:: EXTRACTED DATA

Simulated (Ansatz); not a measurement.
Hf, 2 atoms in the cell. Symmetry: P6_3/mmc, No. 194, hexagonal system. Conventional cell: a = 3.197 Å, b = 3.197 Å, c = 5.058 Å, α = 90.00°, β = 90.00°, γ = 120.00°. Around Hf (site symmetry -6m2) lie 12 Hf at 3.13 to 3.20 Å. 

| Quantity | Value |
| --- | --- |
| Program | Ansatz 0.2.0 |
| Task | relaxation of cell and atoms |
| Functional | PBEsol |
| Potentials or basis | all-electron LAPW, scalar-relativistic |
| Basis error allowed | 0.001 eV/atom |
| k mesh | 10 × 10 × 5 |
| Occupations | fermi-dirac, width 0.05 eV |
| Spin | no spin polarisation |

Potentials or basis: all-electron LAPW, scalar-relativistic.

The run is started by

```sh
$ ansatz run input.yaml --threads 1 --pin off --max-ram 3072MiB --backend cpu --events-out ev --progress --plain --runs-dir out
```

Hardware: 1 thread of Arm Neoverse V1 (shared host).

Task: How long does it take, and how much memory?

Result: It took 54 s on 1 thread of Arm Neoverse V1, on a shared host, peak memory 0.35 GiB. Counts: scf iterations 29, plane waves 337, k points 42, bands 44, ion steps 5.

::::

## WORK INSTRUCTION
Each entry above should be written again exactly.

## RESULT
Simulated (Ansatz); not a measurement.
Hf, 2 atoms in the cell. Symmetry: P6_3/mmc, No. 194, hexagonal system. Conventional cell: a = 3.197 Å, b = 3.197 Å, c = 5.058 Å, α = 90.00°, β = 90.00°, γ = 120.00°. Around Hf (site symmetry -6m2) lie 12 Hf at 3.13 to 3.20 Å. 

| Quantity | Value |
| --- | --- |
| Program | Ansatz 0.2.0 |
| Task | relaxation of cell and atoms |
| Functional | PBEsol |
| Potentials or basis | all-electron LAPW, scalar-relativistic |
| Basis error allowed | 0.001 eV/atom |
| k mesh | 10 × 10 × 5 |
| Occupations | fermi-dirac, width 0.05 eV |
| Spin | no spin polarisation |

Potentials or basis: all-electron LAPW, scalar-relativistic.

The run is started by

```sh
$ ansatz run input.yaml --threads 1 --pin off --max-ram 3072MiB --backend cpu --events-out ev --progress --plain --runs-dir out
```

Hardware: 1 thread of Arm Neoverse V1 (shared host).

Task: How long does it take, and how much memory?

Result: It took 54 s on 1 thread of Arm Neoverse V1, on a shared host, peak memory 0.35 GiB. Counts: scf iterations 29, plane waves 337, k points 42, bands 44, ion steps 5.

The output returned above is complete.